▶ [Requirement]
Among the lines below, a stretch begins at the one with "Can the final energy be trusted as converged?" and ends at the one with "The calculation finished". Repeat that stretch exactly, ends included.

################

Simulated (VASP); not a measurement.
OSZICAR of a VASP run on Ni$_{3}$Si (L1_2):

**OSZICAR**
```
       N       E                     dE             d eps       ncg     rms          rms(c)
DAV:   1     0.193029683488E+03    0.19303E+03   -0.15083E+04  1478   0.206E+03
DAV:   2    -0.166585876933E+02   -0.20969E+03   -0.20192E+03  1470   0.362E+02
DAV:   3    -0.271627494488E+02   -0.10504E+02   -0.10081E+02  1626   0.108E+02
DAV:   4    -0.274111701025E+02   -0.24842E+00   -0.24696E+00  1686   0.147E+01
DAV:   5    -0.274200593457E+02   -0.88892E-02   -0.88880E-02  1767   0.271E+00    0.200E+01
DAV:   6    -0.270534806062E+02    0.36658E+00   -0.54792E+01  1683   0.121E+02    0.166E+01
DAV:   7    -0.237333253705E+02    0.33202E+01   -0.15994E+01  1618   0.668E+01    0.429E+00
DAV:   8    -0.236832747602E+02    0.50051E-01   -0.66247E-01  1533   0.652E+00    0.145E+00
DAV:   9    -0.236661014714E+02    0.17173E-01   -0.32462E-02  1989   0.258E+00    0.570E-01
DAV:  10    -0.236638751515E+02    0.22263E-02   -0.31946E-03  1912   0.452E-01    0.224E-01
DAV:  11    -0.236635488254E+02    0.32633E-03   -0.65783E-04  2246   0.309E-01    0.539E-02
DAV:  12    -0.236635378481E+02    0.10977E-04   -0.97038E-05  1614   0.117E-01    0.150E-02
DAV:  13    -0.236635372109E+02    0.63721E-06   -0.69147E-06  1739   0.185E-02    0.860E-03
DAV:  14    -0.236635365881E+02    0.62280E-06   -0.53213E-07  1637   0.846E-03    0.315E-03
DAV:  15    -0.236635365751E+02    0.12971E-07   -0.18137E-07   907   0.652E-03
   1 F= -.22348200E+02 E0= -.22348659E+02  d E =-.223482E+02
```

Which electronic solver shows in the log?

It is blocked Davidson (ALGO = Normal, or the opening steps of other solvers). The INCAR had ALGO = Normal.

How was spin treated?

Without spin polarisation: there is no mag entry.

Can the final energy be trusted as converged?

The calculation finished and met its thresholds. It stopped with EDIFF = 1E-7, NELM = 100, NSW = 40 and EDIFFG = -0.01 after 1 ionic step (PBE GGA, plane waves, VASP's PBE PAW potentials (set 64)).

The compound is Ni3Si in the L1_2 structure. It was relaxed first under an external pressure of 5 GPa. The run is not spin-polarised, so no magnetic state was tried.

################

▶ [Response box]
Can the final energy be trusted as converged?

The calculation finished and met its thresholds. It stopped with EDIFF = 1E-7, NELM = 100, NSW = 40 and EDIFFG = -0.01 after 1 ionic step (PBE GGA, plane waves, VASP's PBE PAW potentials (set 64)).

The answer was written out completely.